-- Work item --
Reproduce the data exactly. Omit no record.

-- Source data --
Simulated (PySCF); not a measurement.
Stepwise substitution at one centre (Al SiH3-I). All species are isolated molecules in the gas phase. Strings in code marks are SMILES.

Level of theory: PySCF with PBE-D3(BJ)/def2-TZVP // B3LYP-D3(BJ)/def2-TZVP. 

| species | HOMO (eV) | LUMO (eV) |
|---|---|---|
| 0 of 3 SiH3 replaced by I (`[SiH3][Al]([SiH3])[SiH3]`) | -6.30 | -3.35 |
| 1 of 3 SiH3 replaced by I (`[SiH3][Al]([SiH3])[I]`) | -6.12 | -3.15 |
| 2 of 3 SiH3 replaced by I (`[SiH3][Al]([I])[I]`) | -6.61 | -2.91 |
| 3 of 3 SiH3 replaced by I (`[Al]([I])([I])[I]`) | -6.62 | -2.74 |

-- Exercise output --
Simulated (PySCF); not a measurement.
Stepwise substitution at one centre (Al SiH3-I). All species are isolated molecules in the gas phase. Strings in code marks are SMILES.

Level of theory: PySCF with PBE-D3(BJ)/def2-TZVP // B3LYP-D3(BJ)/def2-TZVP. 

| species | HOMO (eV) | LUMO (eV) |
|---|---|---|
| 0 of 3 SiH3 replaced by I (`[SiH3][Al]([SiH3])[SiH3]`) | -6.30 | -3.35 |
| 1 of 3 SiH3 replaced by I (`[SiH3][Al]([SiH3])[I]`) | -6.12 | -3.15 |
| 2 of 3 SiH3 replaced by I (`[SiH3][Al]([I])[I]`) | -6.61 | -2.91 |
| 3 of 3 SiH3 replaced by I (`[Al]([I])([I])[I]`) | -6.62 | -2.74 |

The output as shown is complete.